____ Information
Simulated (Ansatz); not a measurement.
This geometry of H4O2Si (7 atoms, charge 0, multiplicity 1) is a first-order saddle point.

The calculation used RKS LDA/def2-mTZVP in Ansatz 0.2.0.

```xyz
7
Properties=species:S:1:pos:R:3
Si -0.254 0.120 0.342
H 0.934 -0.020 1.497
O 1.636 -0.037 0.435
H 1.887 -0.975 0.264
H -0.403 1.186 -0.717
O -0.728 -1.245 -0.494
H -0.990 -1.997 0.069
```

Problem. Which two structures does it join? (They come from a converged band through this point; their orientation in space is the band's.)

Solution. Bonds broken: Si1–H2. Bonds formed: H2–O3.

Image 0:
________

→ **Assignment**
Write out all of the records word for word.

→ **Task response**
Simulated (Ansatz); not a measurement.
This geometry of H4O2Si (7 atoms, charge 0, multiplicity 1) is a first-order saddle point.

The calculation used RKS LDA/def2-mTZVP in Ansatz 0.2.0.

```xyz
7
Properties=species:S:1:pos:R:3
Si -0.254 0.120 0.342
H 0.934 -0.020 1.497
O 1.636 -0.037 0.435
H 1.887 -0.975 0.264
H -0.403 1.186 -0.717
O -0.728 -1.245 -0.494
H -0.990 -1.997 0.069
```

Problem. Which two structures does it join? (They come from a converged band through this point; their orientation in space is the band's.)

Solution. Bonds broken: Si1–H2. Bonds formed: H2–O3.

Image 0:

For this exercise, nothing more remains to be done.